▶ _REQUIREMENT_
Of the lines listed below, return exactly those that run from the line containing "Is this a minimum or a saddle point?" through the line containing "How many vibrational", both included.

▶ _RECORD EXCERPTS_
──────

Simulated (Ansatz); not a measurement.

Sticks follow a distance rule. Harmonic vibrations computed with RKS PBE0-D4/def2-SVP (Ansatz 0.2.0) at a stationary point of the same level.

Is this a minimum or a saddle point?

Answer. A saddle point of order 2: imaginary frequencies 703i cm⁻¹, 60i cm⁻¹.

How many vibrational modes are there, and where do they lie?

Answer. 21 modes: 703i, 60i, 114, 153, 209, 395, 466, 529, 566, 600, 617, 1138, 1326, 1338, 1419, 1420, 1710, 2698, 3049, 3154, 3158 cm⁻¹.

──────

▶ _EXERCISE ANSWER_
Is this a minimum or a saddle point?

Answer. A saddle point of order 2: imaginary frequencies 703i cm⁻¹, 60i cm⁻¹.

How many vibrational modes are there, and where do they lie?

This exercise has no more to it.